Required action: Keep to one stretch of the data below, the lines from the one with "Work out n −" up to and including the one with "Orientation term of", and return that stretch exactly.

Dataset entries:
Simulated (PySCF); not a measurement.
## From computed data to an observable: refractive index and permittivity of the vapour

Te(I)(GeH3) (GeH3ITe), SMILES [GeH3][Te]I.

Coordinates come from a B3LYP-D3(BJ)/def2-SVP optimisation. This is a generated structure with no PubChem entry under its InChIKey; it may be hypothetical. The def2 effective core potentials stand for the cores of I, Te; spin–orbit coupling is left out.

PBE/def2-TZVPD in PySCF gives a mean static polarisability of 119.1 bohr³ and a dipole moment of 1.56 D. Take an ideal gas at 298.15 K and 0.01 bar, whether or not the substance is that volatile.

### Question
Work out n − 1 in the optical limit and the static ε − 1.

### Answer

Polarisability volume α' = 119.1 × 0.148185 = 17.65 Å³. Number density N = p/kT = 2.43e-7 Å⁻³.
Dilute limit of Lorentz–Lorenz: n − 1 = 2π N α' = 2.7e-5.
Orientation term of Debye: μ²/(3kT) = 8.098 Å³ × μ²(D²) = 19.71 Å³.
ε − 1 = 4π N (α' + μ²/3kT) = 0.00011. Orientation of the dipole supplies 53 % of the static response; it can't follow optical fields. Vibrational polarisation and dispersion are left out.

Reply:
Work out n − 1 in the optical limit and the static ε − 1.

### Answer

Polarisability volume α' = 119.1 × 0.148185 = 17.65 Å³. Number density N = p/kT = 2.43e-7 Å⁻³.
Dilute limit of Lorentz–Lorenz: n − 1 = 2π N α' = 2.7e-5.
Orientation term of Debye: μ²/(3kT) = 8.098 Å³ × μ²(D²) = 19.71 Å³.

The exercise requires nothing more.